Work order –
Here is the listing. Print it exactly.

Start of Block
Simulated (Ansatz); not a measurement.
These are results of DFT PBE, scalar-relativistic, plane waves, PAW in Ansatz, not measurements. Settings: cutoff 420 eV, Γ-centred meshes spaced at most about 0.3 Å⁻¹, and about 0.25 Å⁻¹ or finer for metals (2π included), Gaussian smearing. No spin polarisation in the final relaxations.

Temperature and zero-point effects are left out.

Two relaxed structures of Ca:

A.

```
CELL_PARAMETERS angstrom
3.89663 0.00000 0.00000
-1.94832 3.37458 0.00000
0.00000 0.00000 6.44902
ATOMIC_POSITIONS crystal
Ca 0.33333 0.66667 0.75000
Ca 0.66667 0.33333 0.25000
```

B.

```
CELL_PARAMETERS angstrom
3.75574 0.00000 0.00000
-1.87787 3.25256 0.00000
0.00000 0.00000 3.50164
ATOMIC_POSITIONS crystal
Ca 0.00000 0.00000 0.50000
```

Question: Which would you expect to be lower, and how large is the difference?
End of Block

Task solution –
Simulated (Ansatz); not a measurement.
These are results of DFT PBE, scalar-relativistic, plane waves, PAW in Ansatz, not measurements. Settings: cutoff 420 eV, Γ-centred meshes spaced at most about 0.3 Å⁻¹, and about 0.25 Å⁻¹ or finer for metals (2π included), Gaussian smearing. No spin polarisation in the final relaxations.

Temperature and zero-point effects are left out.

Two relaxed structures of Ca:

A.

```
CELL_PARAMETERS angstrom
3.89663 0.00000 0.00000
-1.94832 3.37458 0.00000
0.00000 0.00000 6.44902
ATOMIC_POSITIONS crystal
Ca 0.33333 0.66667 0.75000
Ca 0.66667 0.33333 0.25000
```

B.

```
CELL_PARAMETERS angstrom
3.75574 0.00000 0.00000
-1.87787 3.25256 0.00000
0.00000 0.00000 3.50164
ATOMIC_POSITIONS crystal
Ca 0.00000 0.00000 0.50000
```

Question: Which would you expect to be lower, and how large is the difference?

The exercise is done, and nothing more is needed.